╭─ Supplied information
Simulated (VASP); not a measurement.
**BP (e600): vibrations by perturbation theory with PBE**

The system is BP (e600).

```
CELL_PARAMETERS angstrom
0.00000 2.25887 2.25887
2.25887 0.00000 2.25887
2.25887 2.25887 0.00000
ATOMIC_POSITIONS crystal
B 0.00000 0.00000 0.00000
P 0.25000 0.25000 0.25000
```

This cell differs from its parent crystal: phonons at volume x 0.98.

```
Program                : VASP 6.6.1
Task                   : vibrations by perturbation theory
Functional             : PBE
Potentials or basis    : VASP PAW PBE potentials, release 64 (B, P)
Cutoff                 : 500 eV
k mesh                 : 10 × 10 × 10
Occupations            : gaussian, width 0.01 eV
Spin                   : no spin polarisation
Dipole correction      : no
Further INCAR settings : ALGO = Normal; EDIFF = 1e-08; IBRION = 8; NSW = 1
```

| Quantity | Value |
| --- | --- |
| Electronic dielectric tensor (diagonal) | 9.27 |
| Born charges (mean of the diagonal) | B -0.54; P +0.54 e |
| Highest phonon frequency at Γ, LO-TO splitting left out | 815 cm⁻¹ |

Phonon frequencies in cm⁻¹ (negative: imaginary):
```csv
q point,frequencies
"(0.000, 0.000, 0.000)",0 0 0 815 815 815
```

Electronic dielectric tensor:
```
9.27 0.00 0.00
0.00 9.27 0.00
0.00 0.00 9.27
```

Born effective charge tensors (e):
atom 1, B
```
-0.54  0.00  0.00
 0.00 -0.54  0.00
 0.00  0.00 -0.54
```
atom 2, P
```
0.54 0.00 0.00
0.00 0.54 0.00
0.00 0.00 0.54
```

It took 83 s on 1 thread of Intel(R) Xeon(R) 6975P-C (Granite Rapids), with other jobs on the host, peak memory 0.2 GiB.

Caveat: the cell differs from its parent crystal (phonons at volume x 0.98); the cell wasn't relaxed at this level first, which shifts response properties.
╰─

**Task item**
Everything from the first line of the records through the line holding "It took 83 s" is to be transcribed exactly; leave out all other lines.

**Reply**
Simulated (VASP); not a measurement.
**BP (e600): vibrations by perturbation theory with PBE**

The system is BP (e600).

```
CELL_PARAMETERS angstrom
0.00000 2.25887 2.25887
2.25887 0.00000 2.25887
2.25887 2.25887 0.00000
ATOMIC_POSITIONS crystal
B 0.00000 0.00000 0.00000
P 0.25000 0.25000 0.25000
```

This cell differs from its parent crystal: phonons at volume x 0.98.

```
Program                : VASP 6.6.1
Task                   : vibrations by perturbation theory
Functional             : PBE
Potentials or basis    : VASP PAW PBE potentials, release 64 (B, P)
Cutoff                 : 500 eV
k mesh                 : 10 × 10 × 10
Occupations            : gaussian, width 0.01 eV
Spin                   : no spin polarisation
Dipole correction      : no
Further INCAR settings : ALGO = Normal; EDIFF = 1e-08; IBRION = 8; NSW = 1
```

| Quantity | Value |
| --- | --- |
| Electronic dielectric tensor (diagonal) | 9.27 |
| Born charges (mean of the diagonal) | B -0.54; P +0.54 e |
| Highest phonon frequency at Γ, LO-TO splitting left out | 815 cm⁻¹ |

Phonon frequencies in cm⁻¹ (negative: imaginary):
```csv
q point,frequencies
"(0.000, 0.000, 0.000)",0 0 0 815 815 815
```

Electronic dielectric tensor:
```
9.27 0.00 0.00
0.00 9.27 0.00
0.00 0.00 9.27
```

Born effective charge tensors (e):
atom 1, B
```
-0.54  0.00  0.00
 0.00 -0.54  0.00
 0.00  0.00 -0.54
```
atom 2, P
```
0.54 0.00 0.00
0.00 0.54 0.00
0.00 0.00 0.54
```

It took 83 s on 1 thread of Intel(R) Xeon(R) 6975P-C (Granite Rapids), with other jobs on the host, peak memory 0.2 GiB.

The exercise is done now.